Action item:
Your task is to transcribe, without alteration, the lines from the top of the material below through the line bearing "Caveat: without QUAD_EFG", inclusive.

Information shown:
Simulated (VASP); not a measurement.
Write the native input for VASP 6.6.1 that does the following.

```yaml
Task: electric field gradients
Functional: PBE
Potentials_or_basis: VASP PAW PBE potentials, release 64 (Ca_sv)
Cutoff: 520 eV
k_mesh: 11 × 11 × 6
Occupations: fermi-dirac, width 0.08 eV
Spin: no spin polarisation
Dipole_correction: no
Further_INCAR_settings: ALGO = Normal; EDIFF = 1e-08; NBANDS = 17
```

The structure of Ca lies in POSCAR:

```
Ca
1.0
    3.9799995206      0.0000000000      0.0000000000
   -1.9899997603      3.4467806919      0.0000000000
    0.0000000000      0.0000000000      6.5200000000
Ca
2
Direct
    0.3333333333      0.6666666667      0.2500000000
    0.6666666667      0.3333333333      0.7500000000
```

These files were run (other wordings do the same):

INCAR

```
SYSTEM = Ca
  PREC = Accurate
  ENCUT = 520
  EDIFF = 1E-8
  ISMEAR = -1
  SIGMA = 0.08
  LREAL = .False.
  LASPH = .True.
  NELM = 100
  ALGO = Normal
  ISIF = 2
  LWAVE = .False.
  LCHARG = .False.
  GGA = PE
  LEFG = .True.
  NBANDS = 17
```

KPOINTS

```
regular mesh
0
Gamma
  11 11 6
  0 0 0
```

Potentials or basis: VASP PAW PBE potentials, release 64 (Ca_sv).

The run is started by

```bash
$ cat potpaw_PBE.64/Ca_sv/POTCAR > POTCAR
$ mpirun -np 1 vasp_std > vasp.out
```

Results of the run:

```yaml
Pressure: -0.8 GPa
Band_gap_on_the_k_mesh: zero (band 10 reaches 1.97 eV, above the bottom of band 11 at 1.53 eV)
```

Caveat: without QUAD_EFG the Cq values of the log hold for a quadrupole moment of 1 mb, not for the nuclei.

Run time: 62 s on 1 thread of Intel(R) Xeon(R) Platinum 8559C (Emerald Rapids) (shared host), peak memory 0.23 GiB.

Task result:
Simulated (VASP); not a measurement.
Write the native input for VASP 6.6.1 that does the following.

```yaml
Task: electric field gradients
Functional: PBE
Potentials_or_basis: VASP PAW PBE potentials, release 64 (Ca_sv)
Cutoff: 520 eV
k_mesh: 11 × 11 × 6
Occupations: fermi-dirac, width 0.08 eV
Spin: no spin polarisation
Dipole_correction: no
Further_INCAR_settings: ALGO = Normal; EDIFF = 1e-08; NBANDS = 17
```

The structure of Ca lies in POSCAR:

```
Ca
1.0
    3.9799995206      0.0000000000      0.0000000000
   -1.9899997603      3.4467806919      0.0000000000
    0.0000000000      0.0000000000      6.5200000000
Ca
2
Direct
    0.3333333333      0.6666666667      0.2500000000
    0.6666666667      0.3333333333      0.7500000000
```

These files were run (other wordings do the same):

INCAR

```
SYSTEM = Ca
  PREC = Accurate
  ENCUT = 520
  EDIFF = 1E-8
  ISMEAR = -1
  SIGMA = 0.08
  LREAL = .False.
  LASPH = .True.
  NELM = 100
  ALGO = Normal
  ISIF = 2
  LWAVE = .False.
  LCHARG = .False.
  GGA = PE
  LEFG = .True.
  NBANDS = 17
```

KPOINTS

```
regular mesh
0
Gamma
  11 11 6
  0 0 0
```

Potentials or basis: VASP PAW PBE potentials, release 64 (Ca_sv).

The run is started by

```bash
$ cat potpaw_PBE.64/Ca_sv/POTCAR > POTCAR
$ mpirun -np 1 vasp_std > vasp.out
```

Results of the run:

```yaml
Pressure: -0.8 GPa
Band_gap_on_the_k_mesh: zero (band 10 reaches 1.97 eV, above the bottom of band 11 at 1.53 eV)
```

Caveat: without QUAD_EFG the Cq values of the log hold for a quadrupole moment of 1 mb, not for the nuclei.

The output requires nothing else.